Below are some entries; write out each one of them exactly.

++++++
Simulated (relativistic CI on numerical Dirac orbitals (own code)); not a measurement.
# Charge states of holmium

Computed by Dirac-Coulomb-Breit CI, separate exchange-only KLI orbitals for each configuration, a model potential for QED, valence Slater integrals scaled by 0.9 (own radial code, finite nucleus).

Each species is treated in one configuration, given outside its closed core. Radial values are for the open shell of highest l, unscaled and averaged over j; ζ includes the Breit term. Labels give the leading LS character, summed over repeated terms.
++++++

> _EXERCISE RESPONSE_
Simulated (relativistic CI on numerical Dirac orbitals (own code)); not a measurement.
# Charge states of holmium

Computed by Dirac-Coulomb-Breit CI, separate exchange-only KLI orbitals for each configuration, a model potential for QED, valence Slater integrals scaled by 0.9 (own radial code, finite nucleus).

Each species is treated in one configuration, given outside its closed core. Radial values are for the open shell of highest l, unscaled and averaged over j; ζ includes the Breit term. Labels give the leading LS character, summed over repeated terms.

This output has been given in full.